→ **WORK ITEM**:
Please copy out the entries until you have copied the line that contains "Give the spin-up", beginning with the first line.

START SUPPLIED ENTRIES
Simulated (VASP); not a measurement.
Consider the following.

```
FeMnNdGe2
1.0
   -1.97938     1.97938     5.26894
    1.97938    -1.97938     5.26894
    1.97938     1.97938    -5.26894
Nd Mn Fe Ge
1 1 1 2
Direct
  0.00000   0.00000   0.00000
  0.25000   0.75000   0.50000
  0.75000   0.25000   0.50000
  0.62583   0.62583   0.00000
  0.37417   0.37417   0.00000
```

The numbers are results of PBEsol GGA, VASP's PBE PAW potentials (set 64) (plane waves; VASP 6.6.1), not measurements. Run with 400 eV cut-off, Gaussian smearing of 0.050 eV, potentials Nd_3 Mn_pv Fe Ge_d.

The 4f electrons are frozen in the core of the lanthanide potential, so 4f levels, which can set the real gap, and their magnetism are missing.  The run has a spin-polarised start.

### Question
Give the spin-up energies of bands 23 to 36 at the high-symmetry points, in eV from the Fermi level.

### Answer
END SUPPLIED ENTRIES

→ **ANSWER SECTION**:
Simulated (VASP); not a measurement.
Consider the following.

```
FeMnNdGe2
1.0
   -1.97938     1.97938     5.26894
    1.97938    -1.97938     5.26894
    1.97938     1.97938    -5.26894
Nd Mn Fe Ge
1 1 1 2
Direct
  0.00000   0.00000   0.00000
  0.25000   0.75000   0.50000
  0.75000   0.25000   0.50000
  0.62583   0.62583   0.00000
  0.37417   0.37417   0.00000
```

The numbers are results of PBEsol GGA, VASP's PBE PAW potentials (set 64) (plane waves; VASP 6.6.1), not measurements. Run with 400 eV cut-off, Gaussian smearing of 0.050 eV, potentials Nd_3 Mn_pv Fe Ge_d.

The 4f electrons are frozen in the core of the lanthanide potential, so 4f levels, which can set the real gap, and their magnetism are missing.  The run has a spin-polarised start.

### Question
Give the spin-up energies of bands 23 to 36 at the high-symmetry points, in eV from the Fermi level.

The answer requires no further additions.